Assigned task: Please give back, word for word, each line from the start of the entries through the one in which "# Density and ELF of SbP" is found.

** Opening Records shown block **

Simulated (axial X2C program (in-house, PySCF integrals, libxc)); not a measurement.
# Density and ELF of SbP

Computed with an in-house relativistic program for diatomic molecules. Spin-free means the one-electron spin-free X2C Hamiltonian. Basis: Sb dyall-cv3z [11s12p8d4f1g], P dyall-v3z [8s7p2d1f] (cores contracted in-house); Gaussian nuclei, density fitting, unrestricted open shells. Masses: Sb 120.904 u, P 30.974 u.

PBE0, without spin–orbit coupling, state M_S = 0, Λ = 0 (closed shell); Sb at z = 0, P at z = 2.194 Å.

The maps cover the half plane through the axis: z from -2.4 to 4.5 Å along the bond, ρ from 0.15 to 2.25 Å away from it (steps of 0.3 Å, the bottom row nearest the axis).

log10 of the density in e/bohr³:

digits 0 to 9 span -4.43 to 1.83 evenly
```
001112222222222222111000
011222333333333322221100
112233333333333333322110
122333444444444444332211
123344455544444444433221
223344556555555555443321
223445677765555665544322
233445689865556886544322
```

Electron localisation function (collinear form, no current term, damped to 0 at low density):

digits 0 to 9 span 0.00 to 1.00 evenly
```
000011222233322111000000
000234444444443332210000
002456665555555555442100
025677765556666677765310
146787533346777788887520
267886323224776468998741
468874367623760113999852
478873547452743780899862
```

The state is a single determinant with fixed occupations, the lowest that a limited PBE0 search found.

** Closing Records shown block **

Task result:
Simulated (axial X2C program (in-house, PySCF integrals, libxc)); not a measurement.
# Density and ELF of SbP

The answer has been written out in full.